#### Provided records
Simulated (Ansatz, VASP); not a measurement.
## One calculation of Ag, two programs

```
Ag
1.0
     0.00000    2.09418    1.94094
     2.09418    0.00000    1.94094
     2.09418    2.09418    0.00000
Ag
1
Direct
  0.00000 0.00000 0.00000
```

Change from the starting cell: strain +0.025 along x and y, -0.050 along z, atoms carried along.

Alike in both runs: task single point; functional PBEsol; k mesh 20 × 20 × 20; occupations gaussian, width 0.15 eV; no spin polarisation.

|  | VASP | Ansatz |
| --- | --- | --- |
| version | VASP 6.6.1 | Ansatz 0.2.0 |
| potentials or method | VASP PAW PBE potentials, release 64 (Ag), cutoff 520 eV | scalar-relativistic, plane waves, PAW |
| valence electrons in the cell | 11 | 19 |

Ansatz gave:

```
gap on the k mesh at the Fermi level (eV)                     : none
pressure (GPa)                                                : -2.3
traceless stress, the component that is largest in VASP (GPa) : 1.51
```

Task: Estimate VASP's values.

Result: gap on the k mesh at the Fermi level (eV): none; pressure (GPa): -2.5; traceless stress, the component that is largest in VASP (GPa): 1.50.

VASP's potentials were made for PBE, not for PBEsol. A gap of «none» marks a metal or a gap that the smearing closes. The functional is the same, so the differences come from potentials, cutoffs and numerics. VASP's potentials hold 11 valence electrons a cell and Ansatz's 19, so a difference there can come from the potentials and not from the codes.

#### Exercise
Emit an exact copy of the lines spanning the start of the records to the line containing "Result: gap on", inclusive, and no other output.

#### Task result
Simulated (Ansatz, VASP); not a measurement.
## One calculation of Ag, two programs

```
Ag
1.0
     0.00000    2.09418    1.94094
     2.09418    0.00000    1.94094
     2.09418    2.09418    0.00000
Ag
1
Direct
  0.00000 0.00000 0.00000
```

Change from the starting cell: strain +0.025 along x and y, -0.050 along z, atoms carried along.

Alike in both runs: task single point; functional PBEsol; k mesh 20 × 20 × 20; occupations gaussian, width 0.15 eV; no spin polarisation.

|  | VASP | Ansatz |
| --- | --- | --- |
| version | VASP 6.6.1 | Ansatz 0.2.0 |
| potentials or method | VASP PAW PBE potentials, release 64 (Ag), cutoff 520 eV | scalar-relativistic, plane waves, PAW |
| valence electrons in the cell | 11 | 19 |

Ansatz gave:

```
gap on the k mesh at the Fermi level (eV)                     : none
pressure (GPa)                                                : -2.3
traceless stress, the component that is largest in VASP (GPa) : 1.51
```

Task: Estimate VASP's values.

Result: gap on the k mesh at the Fermi level (eV): none; pressure (GPa): -2.5; traceless stress, the component that is largest in VASP (GPa): 1.50.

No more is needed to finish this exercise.